> [Requirement] Quote exactly the lines from the start of the entries to the one with "on the effect?**", both ends included.

> [Dataset extract]
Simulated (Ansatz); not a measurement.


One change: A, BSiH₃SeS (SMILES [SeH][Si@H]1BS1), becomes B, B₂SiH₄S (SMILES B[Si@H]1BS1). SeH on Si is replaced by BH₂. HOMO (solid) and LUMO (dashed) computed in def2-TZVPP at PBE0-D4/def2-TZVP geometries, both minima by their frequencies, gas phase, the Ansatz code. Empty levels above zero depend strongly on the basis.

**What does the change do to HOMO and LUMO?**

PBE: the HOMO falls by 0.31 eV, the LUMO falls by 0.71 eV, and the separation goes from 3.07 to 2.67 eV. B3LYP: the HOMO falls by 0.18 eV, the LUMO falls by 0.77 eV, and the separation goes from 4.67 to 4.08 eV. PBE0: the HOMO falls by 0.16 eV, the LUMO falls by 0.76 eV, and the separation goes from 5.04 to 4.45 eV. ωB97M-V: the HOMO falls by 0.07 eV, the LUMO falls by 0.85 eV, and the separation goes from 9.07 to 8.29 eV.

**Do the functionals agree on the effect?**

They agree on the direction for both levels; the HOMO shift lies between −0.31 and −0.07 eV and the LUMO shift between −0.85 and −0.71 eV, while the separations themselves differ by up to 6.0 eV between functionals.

> [Exercise response]
Simulated (Ansatz); not a measurement.


One change: A, BSiH₃SeS (SMILES [SeH][Si@H]1BS1), becomes B, B₂SiH₄S (SMILES B[Si@H]1BS1). SeH on Si is replaced by BH₂. HOMO (solid) and LUMO (dashed) computed in def2-TZVPP at PBE0-D4/def2-TZVP geometries, both minima by their frequencies, gas phase, the Ansatz code. Empty levels above zero depend strongly on the basis.

**What does the change do to HOMO and LUMO?**

PBE: the HOMO falls by 0.31 eV, the LUMO falls by 0.71 eV, and the separation goes from 3.07 to 2.67 eV. B3LYP: the HOMO falls by 0.18 eV, the LUMO falls by 0.77 eV, and the separation goes from 4.67 to 4.08 eV. PBE0: the HOMO falls by 0.16 eV, the LUMO falls by 0.76 eV, and the separation goes from 5.04 to 4.45 eV. ωB97M-V: the HOMO falls by 0.07 eV, the LUMO falls by 0.85 eV, and the separation goes from 9.07 to 8.29 eV.

**Do the functionals agree on the effect?**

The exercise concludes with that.